* Work request:
Your answer should be the lines below from the one holding "At p = 0.080" through the one holding "Question: Does the", copied exactly and with nothing else.

* Source information:
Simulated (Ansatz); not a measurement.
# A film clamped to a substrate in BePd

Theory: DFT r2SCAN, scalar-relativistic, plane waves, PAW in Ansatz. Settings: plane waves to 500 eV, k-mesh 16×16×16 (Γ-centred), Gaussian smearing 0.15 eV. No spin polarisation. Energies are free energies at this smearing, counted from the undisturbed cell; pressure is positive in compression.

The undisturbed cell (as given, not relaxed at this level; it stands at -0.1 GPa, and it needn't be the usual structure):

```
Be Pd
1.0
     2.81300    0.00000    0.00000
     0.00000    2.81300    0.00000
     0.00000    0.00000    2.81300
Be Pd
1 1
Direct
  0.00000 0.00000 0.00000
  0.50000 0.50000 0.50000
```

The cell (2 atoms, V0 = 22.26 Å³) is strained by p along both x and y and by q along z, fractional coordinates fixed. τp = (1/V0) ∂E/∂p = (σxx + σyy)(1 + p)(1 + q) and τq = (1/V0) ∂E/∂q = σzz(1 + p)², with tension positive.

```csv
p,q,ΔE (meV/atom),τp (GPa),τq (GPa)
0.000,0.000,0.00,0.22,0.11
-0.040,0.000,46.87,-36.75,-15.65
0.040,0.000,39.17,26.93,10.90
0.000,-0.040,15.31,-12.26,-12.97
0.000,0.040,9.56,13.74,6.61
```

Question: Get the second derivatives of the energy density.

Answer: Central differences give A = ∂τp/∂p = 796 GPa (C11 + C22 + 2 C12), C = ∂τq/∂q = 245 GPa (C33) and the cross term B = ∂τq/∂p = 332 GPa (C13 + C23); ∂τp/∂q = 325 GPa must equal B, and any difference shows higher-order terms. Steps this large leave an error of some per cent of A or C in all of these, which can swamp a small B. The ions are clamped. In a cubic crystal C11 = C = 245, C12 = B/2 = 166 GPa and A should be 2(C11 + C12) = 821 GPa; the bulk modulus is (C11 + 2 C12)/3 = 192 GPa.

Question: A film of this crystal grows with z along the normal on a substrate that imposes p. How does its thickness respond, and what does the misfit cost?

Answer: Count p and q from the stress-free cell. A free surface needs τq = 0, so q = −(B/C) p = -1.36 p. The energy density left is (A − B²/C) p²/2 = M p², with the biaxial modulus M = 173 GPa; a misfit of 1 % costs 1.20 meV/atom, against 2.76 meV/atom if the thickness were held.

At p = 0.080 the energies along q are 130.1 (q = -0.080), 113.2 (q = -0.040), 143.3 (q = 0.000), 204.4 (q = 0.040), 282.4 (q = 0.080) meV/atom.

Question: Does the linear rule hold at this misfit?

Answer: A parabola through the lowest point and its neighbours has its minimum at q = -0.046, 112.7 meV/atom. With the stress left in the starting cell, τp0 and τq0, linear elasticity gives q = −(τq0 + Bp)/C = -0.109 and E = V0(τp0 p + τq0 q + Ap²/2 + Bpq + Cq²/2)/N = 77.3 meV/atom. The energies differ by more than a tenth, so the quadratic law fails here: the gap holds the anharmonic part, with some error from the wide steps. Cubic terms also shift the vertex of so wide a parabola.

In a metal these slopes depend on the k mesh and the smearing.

* Your response:
At p = 0.080 the energies along q are 130.1 (q = -0.080), 113.2 (q = -0.040), 143.3 (q = 0.000), 204.4 (q = 0.040), 282.4 (q = 0.080) meV/atom.

Question: Does the linear rule hold at this misfit?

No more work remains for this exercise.